[REQUIREMENT]:
Output must match the data below exactly from its first line through the line that contains "properties in VASP**", with no other line.

(DATA)
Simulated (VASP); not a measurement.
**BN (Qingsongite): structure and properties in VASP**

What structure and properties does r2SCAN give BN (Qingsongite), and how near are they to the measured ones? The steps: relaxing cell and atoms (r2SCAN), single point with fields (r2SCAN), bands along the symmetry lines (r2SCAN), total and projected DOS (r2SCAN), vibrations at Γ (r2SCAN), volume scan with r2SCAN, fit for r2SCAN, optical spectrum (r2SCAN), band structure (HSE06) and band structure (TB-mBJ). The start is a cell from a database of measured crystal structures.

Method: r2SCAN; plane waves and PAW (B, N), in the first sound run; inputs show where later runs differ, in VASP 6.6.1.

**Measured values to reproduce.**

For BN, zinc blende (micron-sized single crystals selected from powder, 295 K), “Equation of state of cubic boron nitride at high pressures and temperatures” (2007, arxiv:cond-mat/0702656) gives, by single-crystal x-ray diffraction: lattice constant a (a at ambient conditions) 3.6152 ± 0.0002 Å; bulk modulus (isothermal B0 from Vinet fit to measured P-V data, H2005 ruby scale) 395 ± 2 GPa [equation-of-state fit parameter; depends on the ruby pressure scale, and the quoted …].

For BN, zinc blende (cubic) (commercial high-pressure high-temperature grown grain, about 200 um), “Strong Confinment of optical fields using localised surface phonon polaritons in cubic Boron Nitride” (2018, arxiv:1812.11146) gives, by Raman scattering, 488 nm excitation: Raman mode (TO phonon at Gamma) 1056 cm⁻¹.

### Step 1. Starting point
(End DATA)

[EXERCISE SOLUTION]:
Simulated (VASP); not a measurement.
**BN (Qingsongite): structure and properties in VASP**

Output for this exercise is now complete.